§ Entries supplied

● ● ●

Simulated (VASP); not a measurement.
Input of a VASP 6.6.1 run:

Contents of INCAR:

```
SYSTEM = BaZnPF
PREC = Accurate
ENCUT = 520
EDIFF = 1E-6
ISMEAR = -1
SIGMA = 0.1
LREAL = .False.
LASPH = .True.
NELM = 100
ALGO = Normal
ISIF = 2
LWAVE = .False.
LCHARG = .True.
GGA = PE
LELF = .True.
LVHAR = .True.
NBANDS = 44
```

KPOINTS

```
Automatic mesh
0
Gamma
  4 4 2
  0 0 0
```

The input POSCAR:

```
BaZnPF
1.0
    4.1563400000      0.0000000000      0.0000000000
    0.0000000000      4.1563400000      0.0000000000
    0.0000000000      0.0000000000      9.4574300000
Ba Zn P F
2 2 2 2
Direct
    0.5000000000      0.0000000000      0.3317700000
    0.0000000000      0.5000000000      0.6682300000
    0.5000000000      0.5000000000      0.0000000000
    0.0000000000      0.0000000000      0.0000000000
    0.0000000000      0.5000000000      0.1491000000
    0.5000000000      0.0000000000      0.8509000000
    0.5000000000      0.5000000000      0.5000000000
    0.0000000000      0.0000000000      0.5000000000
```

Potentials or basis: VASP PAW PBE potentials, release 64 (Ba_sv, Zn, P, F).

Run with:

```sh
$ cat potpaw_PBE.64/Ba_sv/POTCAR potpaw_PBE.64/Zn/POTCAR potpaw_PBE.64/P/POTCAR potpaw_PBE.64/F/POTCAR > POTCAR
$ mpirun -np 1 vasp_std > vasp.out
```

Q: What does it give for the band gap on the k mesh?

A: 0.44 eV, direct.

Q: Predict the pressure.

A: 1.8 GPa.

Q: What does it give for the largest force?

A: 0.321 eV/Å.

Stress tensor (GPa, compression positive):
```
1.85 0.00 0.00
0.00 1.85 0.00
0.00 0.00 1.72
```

● ● ●

Extract, please, the lines from the start of the entries above through the one with "A: 1.8 GPa.", both included, reproducing each exactly and adding nothing.

§ Expected answer
Simulated (VASP); not a measurement.
Input of a VASP 6.6.1 run:

Contents of INCAR:

```
SYSTEM = BaZnPF
PREC = Accurate
ENCUT = 520
EDIFF = 1E-6
ISMEAR = -1
SIGMA = 0.1
LREAL = .False.
LASPH = .True.
NELM = 100
ALGO = Normal
ISIF = 2
LWAVE = .False.
LCHARG = .True.
GGA = PE
LELF = .True.
LVHAR = .True.
NBANDS = 44
```

KPOINTS

```
Automatic mesh
0
Gamma
  4 4 2
  0 0 0
```

The input POSCAR:

```
BaZnPF
1.0
    4.1563400000      0.0000000000      0.0000000000
    0.0000000000      4.1563400000      0.0000000000
    0.0000000000      0.0000000000      9.4574300000
Ba Zn P F
2 2 2 2
Direct
    0.5000000000      0.0000000000      0.3317700000
    0.0000000000      0.5000000000      0.6682300000
    0.5000000000      0.5000000000      0.0000000000
    0.0000000000      0.0000000000      0.0000000000
    0.0000000000      0.5000000000      0.1491000000
    0.5000000000      0.0000000000      0.8509000000
    0.5000000000      0.5000000000      0.5000000000
    0.0000000000      0.0000000000      0.5000000000
```

Potentials or basis: VASP PAW PBE potentials, release 64 (Ba_sv, Zn, P, F).

Run with:

```sh
$ cat potpaw_PBE.64/Ba_sv/POTCAR potpaw_PBE.64/Zn/POTCAR potpaw_PBE.64/P/POTCAR potpaw_PBE.64/F/POTCAR > POTCAR
$ mpirun -np 1 vasp_std > vasp.out
```

Q: What does it give for the band gap on the k mesh?

A: 0.44 eV, direct.

Q: Predict the pressure.

A: 1.8 GPa.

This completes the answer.